| Dataset records |

>>>

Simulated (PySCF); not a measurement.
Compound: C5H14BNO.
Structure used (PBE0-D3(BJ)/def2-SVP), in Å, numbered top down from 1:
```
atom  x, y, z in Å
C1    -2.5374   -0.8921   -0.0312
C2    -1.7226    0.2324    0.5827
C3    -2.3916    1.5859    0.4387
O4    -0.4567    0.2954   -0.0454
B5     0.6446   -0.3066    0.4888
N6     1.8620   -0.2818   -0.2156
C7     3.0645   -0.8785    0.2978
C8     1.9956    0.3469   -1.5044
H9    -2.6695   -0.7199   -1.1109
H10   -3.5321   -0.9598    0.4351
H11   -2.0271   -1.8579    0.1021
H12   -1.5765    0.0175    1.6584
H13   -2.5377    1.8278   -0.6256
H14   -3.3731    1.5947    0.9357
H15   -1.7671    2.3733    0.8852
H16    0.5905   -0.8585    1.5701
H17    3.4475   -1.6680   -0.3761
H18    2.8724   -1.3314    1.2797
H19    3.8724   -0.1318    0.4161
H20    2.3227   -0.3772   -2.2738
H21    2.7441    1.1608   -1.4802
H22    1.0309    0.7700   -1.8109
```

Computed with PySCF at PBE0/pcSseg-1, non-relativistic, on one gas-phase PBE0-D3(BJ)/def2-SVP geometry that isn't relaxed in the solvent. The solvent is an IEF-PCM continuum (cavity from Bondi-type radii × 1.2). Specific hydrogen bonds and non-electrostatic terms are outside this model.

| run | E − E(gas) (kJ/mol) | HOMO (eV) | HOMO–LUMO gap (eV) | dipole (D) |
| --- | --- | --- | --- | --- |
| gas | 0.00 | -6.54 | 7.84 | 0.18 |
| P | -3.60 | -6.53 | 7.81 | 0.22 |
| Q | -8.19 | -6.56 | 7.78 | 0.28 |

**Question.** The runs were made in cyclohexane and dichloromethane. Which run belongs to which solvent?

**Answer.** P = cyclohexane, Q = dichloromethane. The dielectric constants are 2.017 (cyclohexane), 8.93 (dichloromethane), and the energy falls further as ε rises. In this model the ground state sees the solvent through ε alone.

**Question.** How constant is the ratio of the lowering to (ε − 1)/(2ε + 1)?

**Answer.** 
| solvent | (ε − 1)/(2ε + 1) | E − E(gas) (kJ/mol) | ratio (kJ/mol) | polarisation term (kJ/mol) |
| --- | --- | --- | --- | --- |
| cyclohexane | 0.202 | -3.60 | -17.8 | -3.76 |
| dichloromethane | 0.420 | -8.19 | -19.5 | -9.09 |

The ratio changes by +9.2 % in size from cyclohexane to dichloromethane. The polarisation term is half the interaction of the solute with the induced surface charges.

<<<

| Assigned task |
Each line of the records above, from the first through the one containing "to which solvent?", is to be retyped exactly; no other line belongs.

| Your response |
Simulated (PySCF); not a measurement.
Compound: C5H14BNO.
Structure used (PBE0-D3(BJ)/def2-SVP), in Å, numbered top down from 1:
```
atom  x, y, z in Å
C1    -2.5374   -0.8921   -0.0312
C2    -1.7226    0.2324    0.5827
C3    -2.3916    1.5859    0.4387
O4    -0.4567    0.2954   -0.0454
B5     0.6446   -0.3066    0.4888
N6     1.8620   -0.2818   -0.2156
C7     3.0645   -0.8785    0.2978
C8     1.9956    0.3469   -1.5044
H9    -2.6695   -0.7199   -1.1109
H10   -3.5321   -0.9598    0.4351
H11   -2.0271   -1.8579    0.1021
H12   -1.5765    0.0175    1.6584
H13   -2.5377    1.8278   -0.6256
H14   -3.3731    1.5947    0.9357
H15   -1.7671    2.3733    0.8852
H16    0.5905   -0.8585    1.5701
H17    3.4475   -1.6680   -0.3761
H18    2.8724   -1.3314    1.2797
H19    3.8724   -0.1318    0.4161
H20    2.3227   -0.3772   -2.2738
H21    2.7441    1.1608   -1.4802
H22    1.0309    0.7700   -1.8109
```

Computed with PySCF at PBE0/pcSseg-1, non-relativistic, on one gas-phase PBE0-D3(BJ)/def2-SVP geometry that isn't relaxed in the solvent. The solvent is an IEF-PCM continuum (cavity from Bondi-type radii × 1.2). Specific hydrogen bonds and non-electrostatic terms are outside this model.

| run | E − E(gas) (kJ/mol) | HOMO (eV) | HOMO–LUMO gap (eV) | dipole (D) |
| --- | --- | --- | --- | --- |
| gas | 0.00 | -6.54 | 7.84 | 0.18 |
| P | -3.60 | -6.53 | 7.81 | 0.22 |
| Q | -8.19 | -6.56 | 7.78 | 0.28 |

**Question.** The runs were made in cyclohexane and dichloromethane. Which run belongs to which solvent?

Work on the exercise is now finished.